═════ DATA FOR REVIEW
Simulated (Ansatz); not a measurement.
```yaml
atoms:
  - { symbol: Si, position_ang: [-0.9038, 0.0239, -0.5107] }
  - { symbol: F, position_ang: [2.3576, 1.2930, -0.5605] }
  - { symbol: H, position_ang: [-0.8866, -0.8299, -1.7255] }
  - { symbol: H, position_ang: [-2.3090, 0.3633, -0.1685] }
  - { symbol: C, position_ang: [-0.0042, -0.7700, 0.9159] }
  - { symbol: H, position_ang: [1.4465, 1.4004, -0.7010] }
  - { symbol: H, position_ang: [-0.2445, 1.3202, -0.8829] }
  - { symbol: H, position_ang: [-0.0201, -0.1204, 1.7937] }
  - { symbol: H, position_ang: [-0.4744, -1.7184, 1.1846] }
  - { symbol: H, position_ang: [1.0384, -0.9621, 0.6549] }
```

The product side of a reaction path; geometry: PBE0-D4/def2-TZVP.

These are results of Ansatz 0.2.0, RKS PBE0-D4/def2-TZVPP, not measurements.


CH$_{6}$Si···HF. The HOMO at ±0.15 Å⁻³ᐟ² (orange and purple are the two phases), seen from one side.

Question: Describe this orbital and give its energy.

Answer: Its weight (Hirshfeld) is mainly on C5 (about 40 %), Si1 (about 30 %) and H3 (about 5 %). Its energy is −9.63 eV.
══════════

EXERCISE
Using the records above, copy word for word the line with "from one side.", the line with "Question: Describe this", and every line between them.

WRITTEN SOLUTION
CH$_{6}$Si···HF. The HOMO at ±0.15 Å⁻³ᐟ² (orange and purple are the two phases), seen from one side.

Question: Describe this orbital and give its energy.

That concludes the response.